SUPPLIED RECORDS Start Marker

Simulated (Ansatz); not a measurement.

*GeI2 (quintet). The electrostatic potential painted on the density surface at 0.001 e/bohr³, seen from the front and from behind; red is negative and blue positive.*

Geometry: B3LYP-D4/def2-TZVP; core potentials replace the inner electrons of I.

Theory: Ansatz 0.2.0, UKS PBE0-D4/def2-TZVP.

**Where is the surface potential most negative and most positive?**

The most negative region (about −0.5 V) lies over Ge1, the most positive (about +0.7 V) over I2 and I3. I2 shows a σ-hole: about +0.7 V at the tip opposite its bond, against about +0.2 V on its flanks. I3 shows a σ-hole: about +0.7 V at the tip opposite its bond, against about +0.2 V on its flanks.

SUPPLIED RECORDS End Marker

--- TASK ITEM ---
Exactly those lines that run from the start of the listing to the line containing "and most positive?**" should be output, and no others.

--- ANSWER AREA ---
Simulated (Ansatz); not a measurement.

*GeI2 (quintet). The electrostatic potential painted on the density surface at 0.001 e/bohr³, seen from the front and from behind; red is negative and blue positive.*

Geometry: B3LYP-D4/def2-TZVP; core potentials replace the inner electrons of I.

Theory: Ansatz 0.2.0, UKS PBE0-D4/def2-TZVP.

**Where is the surface potential most negative and most positive?**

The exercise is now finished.